▶ [Brief] Line by line, set down the following material again exactly.

▶ [Listed entries]
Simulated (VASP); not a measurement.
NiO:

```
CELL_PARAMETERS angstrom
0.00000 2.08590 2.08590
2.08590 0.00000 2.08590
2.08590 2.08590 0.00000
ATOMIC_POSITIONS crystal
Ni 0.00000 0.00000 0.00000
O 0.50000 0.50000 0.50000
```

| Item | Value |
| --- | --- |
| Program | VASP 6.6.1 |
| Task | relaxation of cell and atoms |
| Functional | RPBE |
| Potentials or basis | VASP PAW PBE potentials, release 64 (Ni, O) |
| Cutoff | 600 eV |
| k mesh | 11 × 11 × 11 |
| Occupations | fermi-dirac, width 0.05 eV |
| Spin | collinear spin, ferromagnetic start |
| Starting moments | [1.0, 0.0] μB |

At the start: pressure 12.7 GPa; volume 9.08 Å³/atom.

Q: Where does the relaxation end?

▶ [Task output]
Simulated (VASP); not a measurement.
NiO:

```
CELL_PARAMETERS angstrom
0.00000 2.08590 2.08590
2.08590 0.00000 2.08590
2.08590 2.08590 0.00000
ATOMIC_POSITIONS crystal
Ni 0.00000 0.00000 0.00000
O 0.50000 0.50000 0.50000
```

| Item | Value |
| --- | --- |
| Program | VASP 6.6.1 |
| Task | relaxation of cell and atoms |
| Functional | RPBE |
| Potentials or basis | VASP PAW PBE potentials, release 64 (Ni, O) |
| Cutoff | 600 eV |
| k mesh | 11 × 11 × 11 |
| Occupations | fermi-dirac, width 0.05 eV |
| Spin | collinear spin, ferromagnetic start |
| Starting moments | [1.0, 0.0] μB |

At the start: pressure 12.7 GPa; volume 9.08 Å³/atom.

Q: Where does the relaxation end?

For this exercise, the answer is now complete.